- ACTION ITEM
The full set of records must be returned exactly, character for character.

======

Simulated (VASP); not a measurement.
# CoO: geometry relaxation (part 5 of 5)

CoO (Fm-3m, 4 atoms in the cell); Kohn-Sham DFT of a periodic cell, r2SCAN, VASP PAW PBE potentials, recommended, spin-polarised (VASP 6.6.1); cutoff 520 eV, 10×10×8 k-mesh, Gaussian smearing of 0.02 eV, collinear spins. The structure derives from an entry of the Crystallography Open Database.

======

- EXERCISE OUTPUT
Simulated (VASP); not a measurement.
# CoO: geometry relaxation (part 5 of 5)

CoO (Fm-3m, 4 atoms in the cell); Kohn-Sham DFT of a periodic cell, r2SCAN, VASP PAW PBE potentials, recommended, spin-polarised (VASP 6.6.1); cutoff 520 eV, 10×10×8 k-mesh, Gaussian smearing of 0.02 eV, collinear spins. The structure derives from an entry of the Crystallography Open Database.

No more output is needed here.